▸ **REQUIRED ACTION**: Copy exactly, please, the lines of the data from its start through the line containing "Question: How do".

--- START ---

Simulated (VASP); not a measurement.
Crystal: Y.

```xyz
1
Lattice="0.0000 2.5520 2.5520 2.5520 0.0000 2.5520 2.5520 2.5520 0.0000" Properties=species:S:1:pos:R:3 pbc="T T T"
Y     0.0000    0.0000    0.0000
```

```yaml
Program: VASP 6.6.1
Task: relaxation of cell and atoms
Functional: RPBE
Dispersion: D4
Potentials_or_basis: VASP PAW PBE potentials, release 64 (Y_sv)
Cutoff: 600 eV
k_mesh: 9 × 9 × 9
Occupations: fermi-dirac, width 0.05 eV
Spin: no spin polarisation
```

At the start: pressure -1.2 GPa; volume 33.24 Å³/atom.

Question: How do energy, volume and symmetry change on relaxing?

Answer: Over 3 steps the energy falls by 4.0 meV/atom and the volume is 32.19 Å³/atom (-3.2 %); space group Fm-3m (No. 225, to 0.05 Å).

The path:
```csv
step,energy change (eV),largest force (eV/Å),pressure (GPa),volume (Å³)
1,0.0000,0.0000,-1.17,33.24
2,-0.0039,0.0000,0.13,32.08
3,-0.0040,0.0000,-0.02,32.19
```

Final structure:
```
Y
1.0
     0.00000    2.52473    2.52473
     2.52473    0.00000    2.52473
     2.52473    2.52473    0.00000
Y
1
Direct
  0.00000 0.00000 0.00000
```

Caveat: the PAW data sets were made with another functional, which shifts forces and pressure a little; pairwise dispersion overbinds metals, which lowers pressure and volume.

--- END ---

▸ **EXERCISE RESULT**:
Simulated (VASP); not a measurement.
Crystal: Y.

```xyz
1
Lattice="0.0000 2.5520 2.5520 2.5520 0.0000 2.5520 2.5520 2.5520 0.0000" Properties=species:S:1:pos:R:3 pbc="T T T"
Y     0.0000    0.0000    0.0000
```

```yaml
Program: VASP 6.6.1
Task: relaxation of cell and atoms
Functional: RPBE
Dispersion: D4
Potentials_or_basis: VASP PAW PBE potentials, release 64 (Y_sv)
Cutoff: 600 eV
k_mesh: 9 × 9 × 9
Occupations: fermi-dirac, width 0.05 eV
Spin: no spin polarisation
```

At the start: pressure -1.2 GPa; volume 33.24 Å³/atom.

Question: How do energy, volume and symmetry change on relaxing?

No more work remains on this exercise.